·····

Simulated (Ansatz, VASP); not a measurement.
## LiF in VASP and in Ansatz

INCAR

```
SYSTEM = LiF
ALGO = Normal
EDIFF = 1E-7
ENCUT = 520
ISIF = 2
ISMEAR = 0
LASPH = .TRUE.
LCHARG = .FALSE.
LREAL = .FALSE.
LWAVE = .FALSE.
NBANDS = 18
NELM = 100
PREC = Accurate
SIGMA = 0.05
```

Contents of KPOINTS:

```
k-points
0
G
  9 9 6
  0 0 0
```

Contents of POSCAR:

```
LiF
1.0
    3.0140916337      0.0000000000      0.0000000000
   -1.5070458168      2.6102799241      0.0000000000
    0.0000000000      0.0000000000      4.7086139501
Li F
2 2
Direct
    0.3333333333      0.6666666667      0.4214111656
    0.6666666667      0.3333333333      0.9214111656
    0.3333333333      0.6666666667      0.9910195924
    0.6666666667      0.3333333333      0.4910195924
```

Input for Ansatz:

·····

## Work request
Your answer should repeat every entry exactly.

## Task answer
Simulated (Ansatz, VASP); not a measurement.
## LiF in VASP and in Ansatz

INCAR

```
SYSTEM = LiF
ALGO = Normal
EDIFF = 1E-7
ENCUT = 520
ISIF = 2
ISMEAR = 0
LASPH = .TRUE.
LCHARG = .FALSE.
LREAL = .FALSE.
LWAVE = .FALSE.
NBANDS = 18
NELM = 100
PREC = Accurate
SIGMA = 0.05
```

Contents of KPOINTS:

```
k-points
0
G
  9 9 6
  0 0 0
```

Contents of POSCAR:

```
LiF
1.0
    3.0140916337      0.0000000000      0.0000000000
   -1.5070458168      2.6102799241      0.0000000000
    0.0000000000      0.0000000000      4.7086139501
Li F
2 2
Direct
    0.3333333333      0.6666666667      0.4214111656
    0.6666666667      0.3333333333      0.9214111656
    0.3333333333      0.6666666667      0.9910195924
    0.6666666667      0.3333333333      0.4910195924
```

Input for Ansatz:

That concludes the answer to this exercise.